Information >>
◆ ◆ ◆

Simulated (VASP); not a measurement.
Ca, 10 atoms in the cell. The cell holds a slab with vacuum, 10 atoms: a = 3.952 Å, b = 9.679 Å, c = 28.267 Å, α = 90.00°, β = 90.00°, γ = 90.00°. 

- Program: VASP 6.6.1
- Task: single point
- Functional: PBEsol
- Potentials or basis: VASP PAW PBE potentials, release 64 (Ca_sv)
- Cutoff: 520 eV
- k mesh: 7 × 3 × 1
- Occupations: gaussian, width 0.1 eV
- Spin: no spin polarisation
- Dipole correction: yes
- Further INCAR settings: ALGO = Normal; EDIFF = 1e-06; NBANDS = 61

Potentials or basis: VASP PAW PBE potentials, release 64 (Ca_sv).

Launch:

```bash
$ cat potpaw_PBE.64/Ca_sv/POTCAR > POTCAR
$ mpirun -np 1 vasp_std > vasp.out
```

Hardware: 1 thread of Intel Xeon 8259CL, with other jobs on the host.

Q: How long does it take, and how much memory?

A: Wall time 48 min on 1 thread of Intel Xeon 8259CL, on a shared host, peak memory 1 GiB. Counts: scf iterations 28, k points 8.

◆ ◆ ◆

Brief >> The reply should consist of the records, reproduced exactly.

Solution >>
Simulated (VASP); not a measurement.
Ca, 10 atoms in the cell. The cell holds a slab with vacuum, 10 atoms: a = 3.952 Å, b = 9.679 Å, c = 28.267 Å, α = 90.00°, β = 90.00°, γ = 90.00°. 

- Program: VASP 6.6.1
- Task: single point
- Functional: PBEsol
- Potentials or basis: VASP PAW PBE potentials, release 64 (Ca_sv)
- Cutoff: 520 eV
- k mesh: 7 × 3 × 1
- Occupations: gaussian, width 0.1 eV
- Spin: no spin polarisation
- Dipole correction: yes
- Further INCAR settings: ALGO = Normal; EDIFF = 1e-06; NBANDS = 61

Potentials or basis: VASP PAW PBE potentials, release 64 (Ca_sv).

Launch:

```bash
$ cat potpaw_PBE.64/Ca_sv/POTCAR > POTCAR
$ mpirun -np 1 vasp_std > vasp.out
```

Hardware: 1 thread of Intel Xeon 8259CL, with other jobs on the host.

Q: How long does it take, and how much memory?

A: Wall time 48 min on 1 thread of Intel Xeon 8259CL, on a shared host, peak memory 1 GiB. Counts: scf iterations 28, k points 8.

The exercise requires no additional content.